--- Brief ---
The listing below holds a line with "for this molecule." and a line with "-0.03 | 30.8 |". Reproduce those two lines exactly, plus everything between them.

--- Provided information ---
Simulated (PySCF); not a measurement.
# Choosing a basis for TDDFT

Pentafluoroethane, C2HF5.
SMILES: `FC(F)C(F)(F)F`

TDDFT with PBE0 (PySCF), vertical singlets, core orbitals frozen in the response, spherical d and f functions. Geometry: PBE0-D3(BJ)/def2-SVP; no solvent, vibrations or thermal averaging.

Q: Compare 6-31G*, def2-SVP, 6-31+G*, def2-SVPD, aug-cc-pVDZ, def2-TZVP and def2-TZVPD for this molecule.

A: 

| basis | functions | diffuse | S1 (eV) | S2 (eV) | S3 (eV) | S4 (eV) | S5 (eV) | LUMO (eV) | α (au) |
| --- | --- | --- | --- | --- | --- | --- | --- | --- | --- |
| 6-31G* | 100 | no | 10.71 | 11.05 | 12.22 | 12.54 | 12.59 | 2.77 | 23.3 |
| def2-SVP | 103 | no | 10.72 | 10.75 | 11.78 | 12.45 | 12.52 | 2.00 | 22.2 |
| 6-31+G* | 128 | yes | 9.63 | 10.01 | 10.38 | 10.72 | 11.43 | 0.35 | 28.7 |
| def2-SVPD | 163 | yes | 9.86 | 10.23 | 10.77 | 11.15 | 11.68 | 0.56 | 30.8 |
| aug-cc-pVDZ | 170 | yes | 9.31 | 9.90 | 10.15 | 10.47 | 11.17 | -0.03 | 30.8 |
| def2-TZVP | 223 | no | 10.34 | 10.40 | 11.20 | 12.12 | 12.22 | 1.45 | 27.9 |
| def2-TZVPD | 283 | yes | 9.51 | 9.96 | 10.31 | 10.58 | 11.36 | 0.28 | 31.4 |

--- Exercise solution ---
Q: Compare 6-31G*, def2-SVP, 6-31+G*, def2-SVPD, aug-cc-pVDZ, def2-TZVP and def2-TZVPD for this molecule.

A: 

| basis | functions | diffuse | S1 (eV) | S2 (eV) | S3 (eV) | S4 (eV) | S5 (eV) | LUMO (eV) | α (au) |
| --- | --- | --- | --- | --- | --- | --- | --- | --- | --- |
| 6-31G* | 100 | no | 10.71 | 11.05 | 12.22 | 12.54 | 12.59 | 2.77 | 23.3 |
| def2-SVP | 103 | no | 10.72 | 10.75 | 11.78 | 12.45 | 12.52 | 2.00 | 22.2 |
| 6-31+G* | 128 | yes | 9.63 | 10.01 | 10.38 | 10.72 | 11.43 | 0.35 | 28.7 |
| def2-SVPD | 163 | yes | 9.86 | 10.23 | 10.77 | 11.15 | 11.68 | 0.56 | 30.8 |
| aug-cc-pVDZ | 170 | yes | 9.31 | 9.90 | 10.15 | 10.47 | 11.17 | -0.03 | 30.8 |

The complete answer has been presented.